===== Records shown
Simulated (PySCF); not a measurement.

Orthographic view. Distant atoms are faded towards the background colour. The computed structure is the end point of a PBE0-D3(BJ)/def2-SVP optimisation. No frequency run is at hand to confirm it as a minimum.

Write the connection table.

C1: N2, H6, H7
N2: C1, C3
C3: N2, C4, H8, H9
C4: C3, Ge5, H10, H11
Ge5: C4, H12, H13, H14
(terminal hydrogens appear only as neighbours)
==========

*Brief:*
Write out, exactly and with nothing else, the lines of the listing above from its first line through the line with "Ge5: C4, H12, H13, H14".

*Response box:*
Simulated (PySCF); not a measurement.

Orthographic view. Distant atoms are faded towards the background colour. The computed structure is the end point of a PBE0-D3(BJ)/def2-SVP optimisation. No frequency run is at hand to confirm it as a minimum.

Write the connection table.

C1: N2, H6, H7
N2: C1, C3
C3: N2, C4, H8, H9
C4: C3, Ge5, H10, H11
Ge5: C4, H12, H13, H14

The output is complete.